WORK INSTRUCTION - Repeat every entry, word for word, leaving no line out.

DATA SHOWN -
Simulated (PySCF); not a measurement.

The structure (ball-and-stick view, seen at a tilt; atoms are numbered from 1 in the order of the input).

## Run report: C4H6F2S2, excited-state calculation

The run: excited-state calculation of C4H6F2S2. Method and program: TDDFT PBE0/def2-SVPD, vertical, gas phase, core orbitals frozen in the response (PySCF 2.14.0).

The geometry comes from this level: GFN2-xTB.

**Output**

WRITTEN RESPONSE -
Simulated (PySCF); not a measurement.

The structure (ball-and-stick view, seen at a tilt; atoms are numbered from 1 in the order of the input).

## Run report: C4H6F2S2, excited-state calculation

The run: excited-state calculation of C4H6F2S2. Method and program: TDDFT PBE0/def2-SVPD, vertical, gas phase, core orbitals frozen in the response (PySCF 2.14.0).

The geometry comes from this level: GFN2-xTB.

**Output**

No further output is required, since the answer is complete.